The lines from the start of the data up to and including the one with "energy | −75085.1000 eV |" should be returned exactly, and nothing else.

===== Study material

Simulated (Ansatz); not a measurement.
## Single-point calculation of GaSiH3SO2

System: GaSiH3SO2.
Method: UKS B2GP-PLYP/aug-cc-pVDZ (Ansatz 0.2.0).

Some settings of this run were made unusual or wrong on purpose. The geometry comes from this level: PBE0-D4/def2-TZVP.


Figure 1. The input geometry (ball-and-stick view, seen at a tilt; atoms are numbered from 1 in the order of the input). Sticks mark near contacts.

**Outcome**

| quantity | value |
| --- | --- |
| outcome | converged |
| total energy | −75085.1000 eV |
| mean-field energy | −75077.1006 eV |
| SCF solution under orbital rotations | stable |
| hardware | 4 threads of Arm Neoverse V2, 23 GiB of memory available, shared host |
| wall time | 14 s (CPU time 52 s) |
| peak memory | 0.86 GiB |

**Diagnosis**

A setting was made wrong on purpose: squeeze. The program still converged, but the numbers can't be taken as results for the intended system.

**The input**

==========

▸ **Your response**:
Simulated (Ansatz); not a measurement.
## Single-point calculation of GaSiH3SO2

System: GaSiH3SO2.
Method: UKS B2GP-PLYP/aug-cc-pVDZ (Ansatz 0.2.0).

Some settings of this run were made unusual or wrong on purpose. The geometry comes from this level: PBE0-D4/def2-TZVP.


Figure 1. The input geometry (ball-and-stick view, seen at a tilt; atoms are numbered from 1 in the order of the input). Sticks mark near contacts.

**Outcome**

| quantity | value |
| --- | --- |
| outcome | converged |
| total energy | −75085.1000 eV |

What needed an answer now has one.